__WORK TASK__
Take the lines below from the first through the one that contains "Work out the structure from the coordinates." and copy them exactly.

=== Begin Enclosure ===

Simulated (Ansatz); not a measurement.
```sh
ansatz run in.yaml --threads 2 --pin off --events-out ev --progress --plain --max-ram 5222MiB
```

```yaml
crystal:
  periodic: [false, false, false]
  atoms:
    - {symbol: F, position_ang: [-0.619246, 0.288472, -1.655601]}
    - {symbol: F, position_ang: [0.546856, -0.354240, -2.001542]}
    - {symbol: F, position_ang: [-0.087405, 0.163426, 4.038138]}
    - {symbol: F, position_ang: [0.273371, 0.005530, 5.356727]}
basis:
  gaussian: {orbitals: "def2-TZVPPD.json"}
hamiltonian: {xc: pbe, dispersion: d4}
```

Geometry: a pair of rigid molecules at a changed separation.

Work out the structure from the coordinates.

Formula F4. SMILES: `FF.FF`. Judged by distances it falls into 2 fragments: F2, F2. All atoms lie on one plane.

=== End Enclosure ===

__WRITTEN REPLY__
Simulated (Ansatz); not a measurement.
```sh
ansatz run in.yaml --threads 2 --pin off --events-out ev --progress --plain --max-ram 5222MiB
```

```yaml
crystal:
  periodic: [false, false, false]
  atoms:
    - {symbol: F, position_ang: [-0.619246, 0.288472, -1.655601]}
    - {symbol: F, position_ang: [0.546856, -0.354240, -2.001542]}
    - {symbol: F, position_ang: [-0.087405, 0.163426, 4.038138]}
    - {symbol: F, position_ang: [0.273371, 0.005530, 5.356727]}
basis:
  gaussian: {orbitals: "def2-TZVPPD.json"}
hamiltonian: {xc: pbe, dispersion: d4}
```

Geometry: a pair of rigid molecules at a changed separation.

Work out the structure from the coordinates.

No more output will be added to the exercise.